**ASSIGNMENT**
Up to and including the line with "# Segment and feed resistance from two drops", output the records exactly as they appear.

*** GIVEN INFORMATION ***

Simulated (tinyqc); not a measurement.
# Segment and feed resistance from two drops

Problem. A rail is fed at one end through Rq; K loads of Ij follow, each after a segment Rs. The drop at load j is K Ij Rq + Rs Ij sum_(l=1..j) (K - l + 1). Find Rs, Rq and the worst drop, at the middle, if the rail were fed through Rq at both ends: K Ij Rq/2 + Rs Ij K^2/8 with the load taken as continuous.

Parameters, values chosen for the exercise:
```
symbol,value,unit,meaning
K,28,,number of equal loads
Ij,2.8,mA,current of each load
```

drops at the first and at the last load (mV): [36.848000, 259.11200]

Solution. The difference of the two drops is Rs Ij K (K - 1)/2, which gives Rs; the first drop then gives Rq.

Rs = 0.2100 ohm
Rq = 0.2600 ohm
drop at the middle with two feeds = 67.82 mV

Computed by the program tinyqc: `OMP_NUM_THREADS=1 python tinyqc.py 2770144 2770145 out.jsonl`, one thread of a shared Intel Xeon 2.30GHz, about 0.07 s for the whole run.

***

**EXERCISE RESPONSE**
Simulated (tinyqc); not a measurement.
# Segment and feed resistance from two drops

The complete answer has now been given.